==== DATA LISTING ====
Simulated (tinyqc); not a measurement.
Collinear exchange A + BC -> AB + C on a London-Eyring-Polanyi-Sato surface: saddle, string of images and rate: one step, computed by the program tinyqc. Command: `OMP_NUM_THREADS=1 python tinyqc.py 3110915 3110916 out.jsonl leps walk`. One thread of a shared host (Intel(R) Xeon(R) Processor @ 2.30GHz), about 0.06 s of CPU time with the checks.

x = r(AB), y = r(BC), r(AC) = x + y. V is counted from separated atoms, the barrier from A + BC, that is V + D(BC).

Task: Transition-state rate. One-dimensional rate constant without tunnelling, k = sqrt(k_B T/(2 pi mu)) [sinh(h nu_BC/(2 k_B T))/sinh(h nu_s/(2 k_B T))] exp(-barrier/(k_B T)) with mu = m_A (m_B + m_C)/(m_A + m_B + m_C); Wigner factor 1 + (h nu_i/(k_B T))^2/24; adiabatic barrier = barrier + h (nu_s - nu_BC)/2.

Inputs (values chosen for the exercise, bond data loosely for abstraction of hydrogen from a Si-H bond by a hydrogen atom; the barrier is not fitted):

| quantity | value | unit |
====

WORK ITEM:
Copy out all of the records shown above exactly.

WORKED SOLUTION:
Simulated (tinyqc); not a measurement.
Collinear exchange A + BC -> AB + C on a London-Eyring-Polanyi-Sato surface: saddle, string of images and rate: one step, computed by the program tinyqc. Command: `OMP_NUM_THREADS=1 python tinyqc.py 3110915 3110916 out.jsonl leps walk`. One thread of a shared host (Intel(R) Xeon(R) Processor @ 2.30GHz), about 0.06 s of CPU time with the checks.

x = r(AB), y = r(BC), r(AC) = x + y. V is counted from separated atoms, the barrier from A + BC, that is V + D(BC).

Task: Transition-state rate. One-dimensional rate constant without tunnelling, k = sqrt(k_B T/(2 pi mu)) [sinh(h nu_BC/(2 k_B T))/sinh(h nu_s/(2 k_B T))] exp(-barrier/(k_B T)) with mu = m_A (m_B + m_C)/(m_A + m_B + m_C); Wigner factor 1 + (h nu_i/(k_B T))^2/24; adiabatic barrier = barrier + h (nu_s - nu_BC)/2.

Inputs (values chosen for the exercise, bond data loosely for abstraction of hydrogen from a Si-H bond by a hydrogen atom; the barrier is not fitted):

| quantity | value | unit |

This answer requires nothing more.